Task item
Of all the lines in the entries below, give again exactly those starting at the line containing "About 3.8 eV" and ending at the line containing "(C) C, P4_32_12 (C on 4a, C on 8b)", both ends included, and no others.

Available data
########

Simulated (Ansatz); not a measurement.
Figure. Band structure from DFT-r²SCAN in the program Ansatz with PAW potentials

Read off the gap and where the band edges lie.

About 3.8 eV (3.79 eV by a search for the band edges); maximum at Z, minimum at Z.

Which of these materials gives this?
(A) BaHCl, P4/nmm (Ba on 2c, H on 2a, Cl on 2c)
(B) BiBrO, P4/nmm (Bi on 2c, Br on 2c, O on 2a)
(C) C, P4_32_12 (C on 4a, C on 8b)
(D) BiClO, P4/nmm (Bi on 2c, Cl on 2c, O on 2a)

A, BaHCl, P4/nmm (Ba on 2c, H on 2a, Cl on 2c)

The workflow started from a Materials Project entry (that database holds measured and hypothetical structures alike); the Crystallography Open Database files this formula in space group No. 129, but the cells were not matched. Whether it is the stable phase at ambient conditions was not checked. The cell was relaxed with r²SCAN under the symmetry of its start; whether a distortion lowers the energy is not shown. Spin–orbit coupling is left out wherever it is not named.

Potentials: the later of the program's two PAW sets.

########

Answer section
About 3.8 eV (3.79 eV by a search for the band edges); maximum at Z, minimum at Z.

Which of these materials gives this?
(A) BaHCl, P4/nmm (Ba on 2c, H on 2a, Cl on 2c)
(B) BiBrO, P4/nmm (Bi on 2c, Br on 2c, O on 2a)
(C) C, P4_32_12 (C on 4a, C on 8b)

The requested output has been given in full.